EXTRACTED ENTRIES
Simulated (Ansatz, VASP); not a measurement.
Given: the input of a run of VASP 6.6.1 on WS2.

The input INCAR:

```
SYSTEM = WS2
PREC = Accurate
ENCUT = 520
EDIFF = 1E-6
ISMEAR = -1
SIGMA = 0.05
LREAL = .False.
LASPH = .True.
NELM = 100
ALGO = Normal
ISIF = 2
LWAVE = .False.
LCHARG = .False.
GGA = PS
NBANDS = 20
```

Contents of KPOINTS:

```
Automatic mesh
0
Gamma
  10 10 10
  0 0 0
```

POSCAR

ACTION ITEM
Every entry must be quoted exactly as it appears above.

RESULT
Simulated (Ansatz, VASP); not a measurement.
Given: the input of a run of VASP 6.6.1 on WS2.

The input INCAR:

```
SYSTEM = WS2
PREC = Accurate
ENCUT = 520
EDIFF = 1E-6
ISMEAR = -1
SIGMA = 0.05
LREAL = .False.
LASPH = .True.
NELM = 100
ALGO = Normal
ISIF = 2
LWAVE = .False.
LCHARG = .False.
GGA = PS
NBANDS = 20
```

Contents of KPOINTS:

```
Automatic mesh
0
Gamma
  10 10 10
  0 0 0
```

POSCAR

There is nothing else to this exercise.